**EXERCISE:**
The entries that follow include a run beginning at the line with "The structure of" and ending at the line with "Caveat: spin-orbit coupling"; restate that run word for word and leave the rest out.

**DATASET RECORDS:**
[Start of section]

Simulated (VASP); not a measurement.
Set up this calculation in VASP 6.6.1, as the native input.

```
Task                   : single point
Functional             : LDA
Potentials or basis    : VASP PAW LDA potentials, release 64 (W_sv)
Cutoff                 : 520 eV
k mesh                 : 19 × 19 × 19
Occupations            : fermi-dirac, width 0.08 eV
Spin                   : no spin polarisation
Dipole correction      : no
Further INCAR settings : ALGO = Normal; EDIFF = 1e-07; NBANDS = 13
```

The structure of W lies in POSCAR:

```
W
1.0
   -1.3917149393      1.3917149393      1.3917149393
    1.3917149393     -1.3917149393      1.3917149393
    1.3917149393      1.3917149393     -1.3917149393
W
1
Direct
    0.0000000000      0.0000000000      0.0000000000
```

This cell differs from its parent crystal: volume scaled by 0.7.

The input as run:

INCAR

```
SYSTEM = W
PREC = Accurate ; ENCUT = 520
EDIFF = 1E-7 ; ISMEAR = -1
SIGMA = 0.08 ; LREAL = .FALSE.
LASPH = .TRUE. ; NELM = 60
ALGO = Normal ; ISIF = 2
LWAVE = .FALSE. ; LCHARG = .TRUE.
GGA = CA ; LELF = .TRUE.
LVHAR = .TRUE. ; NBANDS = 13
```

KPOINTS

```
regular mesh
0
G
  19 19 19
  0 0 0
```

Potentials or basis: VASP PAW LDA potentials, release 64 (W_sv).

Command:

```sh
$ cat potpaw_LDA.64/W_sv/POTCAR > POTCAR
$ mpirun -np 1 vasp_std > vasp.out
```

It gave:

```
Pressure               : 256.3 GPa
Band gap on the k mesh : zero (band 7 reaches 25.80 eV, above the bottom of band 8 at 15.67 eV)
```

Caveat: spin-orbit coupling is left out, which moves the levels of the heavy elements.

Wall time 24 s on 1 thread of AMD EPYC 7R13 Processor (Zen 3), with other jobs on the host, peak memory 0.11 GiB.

[End of section]

**RESULT:**
The structure of W lies in POSCAR:

```
W
1.0
   -1.3917149393      1.3917149393      1.3917149393
    1.3917149393     -1.3917149393      1.3917149393
    1.3917149393      1.3917149393     -1.3917149393
W
1
Direct
    0.0000000000      0.0000000000      0.0000000000
```

This cell differs from its parent crystal: volume scaled by 0.7.

The input as run:

INCAR

```
SYSTEM = W
PREC = Accurate ; ENCUT = 520
EDIFF = 1E-7 ; ISMEAR = -1
SIGMA = 0.08 ; LREAL = .FALSE.
LASPH = .TRUE. ; NELM = 60
ALGO = Normal ; ISIF = 2
LWAVE = .FALSE. ; LCHARG = .TRUE.
GGA = CA ; LELF = .TRUE.
LVHAR = .TRUE. ; NBANDS = 13
```

KPOINTS

```
regular mesh
0
G
  19 19 19
  0 0 0
```

Potentials or basis: VASP PAW LDA potentials, release 64 (W_sv).

Command:

```sh
$ cat potpaw_LDA.64/W_sv/POTCAR > POTCAR
$ mpirun -np 1 vasp_std > vasp.out
```

It gave:

```
Pressure               : 256.3 GPa
Band gap on the k mesh : zero (band 7 reaches 25.80 eV, above the bottom of band 8 at 15.67 eV)
```

Caveat: spin-orbit coupling is left out, which moves the levels of the heavy elements.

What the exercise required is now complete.